Work instruction: The lines from the top of the data down to the line with "### Relaxation" should be repeated exactly, both ends included.

Dataset records:
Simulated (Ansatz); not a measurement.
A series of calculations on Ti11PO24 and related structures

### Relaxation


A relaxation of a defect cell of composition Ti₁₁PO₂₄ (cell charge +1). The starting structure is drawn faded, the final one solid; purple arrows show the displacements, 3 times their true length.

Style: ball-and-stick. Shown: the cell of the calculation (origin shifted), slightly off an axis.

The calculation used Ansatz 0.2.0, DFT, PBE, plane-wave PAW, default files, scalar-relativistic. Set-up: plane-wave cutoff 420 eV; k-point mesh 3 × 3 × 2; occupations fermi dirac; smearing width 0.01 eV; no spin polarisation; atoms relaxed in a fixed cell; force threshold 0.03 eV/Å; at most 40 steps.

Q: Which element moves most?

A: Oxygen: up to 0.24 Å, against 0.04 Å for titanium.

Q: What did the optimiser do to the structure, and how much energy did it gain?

Task output:
Simulated (Ansatz); not a measurement.
A series of calculations on Ti11PO24 and related structures

### Relaxation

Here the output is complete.